(Beginning of Given entries)
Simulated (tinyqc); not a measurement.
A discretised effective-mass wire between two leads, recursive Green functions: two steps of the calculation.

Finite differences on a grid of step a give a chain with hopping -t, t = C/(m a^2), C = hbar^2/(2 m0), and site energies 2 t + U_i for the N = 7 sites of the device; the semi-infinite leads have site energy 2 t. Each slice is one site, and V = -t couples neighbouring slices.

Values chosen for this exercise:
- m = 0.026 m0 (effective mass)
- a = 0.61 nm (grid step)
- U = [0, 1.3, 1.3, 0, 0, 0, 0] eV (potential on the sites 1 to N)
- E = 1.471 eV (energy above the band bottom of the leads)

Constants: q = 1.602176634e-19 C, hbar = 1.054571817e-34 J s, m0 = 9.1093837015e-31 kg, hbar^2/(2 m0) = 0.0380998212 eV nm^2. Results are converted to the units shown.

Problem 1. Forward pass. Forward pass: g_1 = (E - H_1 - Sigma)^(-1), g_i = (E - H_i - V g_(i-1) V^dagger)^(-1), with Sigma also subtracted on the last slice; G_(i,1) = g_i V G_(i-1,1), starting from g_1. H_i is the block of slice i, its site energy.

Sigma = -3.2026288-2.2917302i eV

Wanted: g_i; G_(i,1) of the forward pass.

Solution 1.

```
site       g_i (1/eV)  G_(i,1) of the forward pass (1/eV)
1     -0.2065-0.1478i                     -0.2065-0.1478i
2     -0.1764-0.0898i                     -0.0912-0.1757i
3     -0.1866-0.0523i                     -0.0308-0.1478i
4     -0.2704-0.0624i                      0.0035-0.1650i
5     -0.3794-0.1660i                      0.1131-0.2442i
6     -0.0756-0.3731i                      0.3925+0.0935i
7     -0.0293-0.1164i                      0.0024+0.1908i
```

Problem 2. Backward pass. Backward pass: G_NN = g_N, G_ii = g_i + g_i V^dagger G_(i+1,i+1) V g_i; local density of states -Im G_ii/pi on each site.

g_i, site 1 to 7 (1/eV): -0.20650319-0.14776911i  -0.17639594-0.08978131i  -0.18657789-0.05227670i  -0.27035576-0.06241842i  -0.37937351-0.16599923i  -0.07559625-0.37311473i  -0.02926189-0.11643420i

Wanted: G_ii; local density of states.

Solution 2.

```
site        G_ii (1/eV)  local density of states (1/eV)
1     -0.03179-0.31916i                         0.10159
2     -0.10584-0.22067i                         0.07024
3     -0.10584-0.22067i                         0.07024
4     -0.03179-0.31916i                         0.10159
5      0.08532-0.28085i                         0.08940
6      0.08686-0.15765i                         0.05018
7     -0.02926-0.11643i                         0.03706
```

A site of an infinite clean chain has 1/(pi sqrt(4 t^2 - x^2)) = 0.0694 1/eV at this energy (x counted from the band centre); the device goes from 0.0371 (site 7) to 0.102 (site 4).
(End of Given entries)

▶ Task item
Copy out the entries exactly. Begin at the first line and end with the line that has "Constants: q = 1.602176634e-19".

▶ Written response
Simulated (tinyqc); not a measurement.
A discretised effective-mass wire between two leads, recursive Green functions: two steps of the calculation.

Finite differences on a grid of step a give a chain with hopping -t, t = C/(m a^2), C = hbar^2/(2 m0), and site energies 2 t + U_i for the N = 7 sites of the device; the semi-infinite leads have site energy 2 t. Each slice is one site, and V = -t couples neighbouring slices.

Values chosen for this exercise:
- m = 0.026 m0 (effective mass)
- a = 0.61 nm (grid step)
- U = [0, 1.3, 1.3, 0, 0, 0, 0] eV (potential on the sites 1 to N)
- E = 1.471 eV (energy above the band bottom of the leads)

Constants: q = 1.602176634e-19 C, hbar = 1.054571817e-34 J s, m0 = 9.1093837015e-31 kg, hbar^2/(2 m0) = 0.0380998212 eV nm^2. Results are converted to the units shown.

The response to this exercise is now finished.